====================

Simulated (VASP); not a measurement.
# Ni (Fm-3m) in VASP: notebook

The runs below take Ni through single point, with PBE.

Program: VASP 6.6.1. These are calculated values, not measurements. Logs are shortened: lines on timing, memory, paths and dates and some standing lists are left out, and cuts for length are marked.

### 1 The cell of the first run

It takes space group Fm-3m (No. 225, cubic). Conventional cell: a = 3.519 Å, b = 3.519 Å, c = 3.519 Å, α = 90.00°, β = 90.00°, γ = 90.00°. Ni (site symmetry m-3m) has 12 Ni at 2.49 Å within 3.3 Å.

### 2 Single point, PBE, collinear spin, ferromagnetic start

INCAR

====================

Exercise
Until the last line is reached, keep transcribing the data exactly.

Task solution
Simulated (VASP); not a measurement.
# Ni (Fm-3m) in VASP: notebook

The runs below take Ni through single point, with PBE.

Program: VASP 6.6.1. These are calculated values, not measurements. Logs are shortened: lines on timing, memory, paths and dates and some standing lists are left out, and cuts for length are marked.

### 1 The cell of the first run

It takes space group Fm-3m (No. 225, cubic). Conventional cell: a = 3.519 Å, b = 3.519 Å, c = 3.519 Å, α = 90.00°, β = 90.00°, γ = 90.00°. Ni (site symmetry m-3m) has 12 Ni at 2.49 Å within 3.3 Å.

### 2 Single point, PBE, collinear spin, ferromagnetic start

INCAR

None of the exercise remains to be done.